[Opening PROVIDED INFORMATION section]
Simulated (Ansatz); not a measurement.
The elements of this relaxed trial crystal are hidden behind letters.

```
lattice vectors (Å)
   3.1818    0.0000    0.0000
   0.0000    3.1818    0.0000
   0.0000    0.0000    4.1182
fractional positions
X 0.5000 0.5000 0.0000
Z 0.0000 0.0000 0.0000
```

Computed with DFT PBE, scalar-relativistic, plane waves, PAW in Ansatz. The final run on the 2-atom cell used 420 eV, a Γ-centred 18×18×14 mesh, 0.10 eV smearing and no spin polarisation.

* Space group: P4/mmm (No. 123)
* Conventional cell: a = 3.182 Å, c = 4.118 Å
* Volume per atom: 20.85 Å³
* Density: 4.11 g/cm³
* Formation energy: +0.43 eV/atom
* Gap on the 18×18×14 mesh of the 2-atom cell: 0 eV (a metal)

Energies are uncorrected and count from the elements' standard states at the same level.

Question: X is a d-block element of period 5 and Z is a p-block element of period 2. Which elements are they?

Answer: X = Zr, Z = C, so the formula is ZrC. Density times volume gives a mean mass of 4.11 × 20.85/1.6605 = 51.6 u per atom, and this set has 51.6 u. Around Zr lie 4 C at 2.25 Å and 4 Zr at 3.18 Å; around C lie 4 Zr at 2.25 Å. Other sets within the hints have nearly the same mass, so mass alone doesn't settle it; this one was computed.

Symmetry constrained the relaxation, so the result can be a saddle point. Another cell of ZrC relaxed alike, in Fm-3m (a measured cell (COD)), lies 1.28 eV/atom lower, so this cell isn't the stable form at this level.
[Closing PROVIDED INFORMATION section]

ASSIGNMENT:
Without altering a single word, copy the listing above.

ANSWER AREA:
Simulated (Ansatz); not a measurement.
The elements of this relaxed trial crystal are hidden behind letters.

```
lattice vectors (Å)
   3.1818    0.0000    0.0000
   0.0000    3.1818    0.0000
   0.0000    0.0000    4.1182
fractional positions
X 0.5000 0.5000 0.0000
Z 0.0000 0.0000 0.0000
```

Computed with DFT PBE, scalar-relativistic, plane waves, PAW in Ansatz. The final run on the 2-atom cell used 420 eV, a Γ-centred 18×18×14 mesh, 0.10 eV smearing and no spin polarisation.

* Space group: P4/mmm (No. 123)
* Conventional cell: a = 3.182 Å, c = 4.118 Å
* Volume per atom: 20.85 Å³
* Density: 4.11 g/cm³
* Formation energy: +0.43 eV/atom
* Gap on the 18×18×14 mesh of the 2-atom cell: 0 eV (a metal)

Energies are uncorrected and count from the elements' standard states at the same level.

Question: X is a d-block element of period 5 and Z is a p-block element of period 2. Which elements are they?

Answer: X = Zr, Z = C, so the formula is ZrC. Density times volume gives a mean mass of 4.11 × 20.85/1.6605 = 51.6 u per atom, and this set has 51.6 u. Around Zr lie 4 C at 2.25 Å and 4 Zr at 3.18 Å; around C lie 4 Zr at 2.25 Å. Other sets within the hints have nearly the same mass, so mass alone doesn't settle it; this one was computed.

Symmetry constrained the relaxation, so the result can be a saddle point. Another cell of ZrC relaxed alike, in Fm-3m (a measured cell (COD)), lies 1.28 eV/atom lower, so this cell isn't the stable form at this level.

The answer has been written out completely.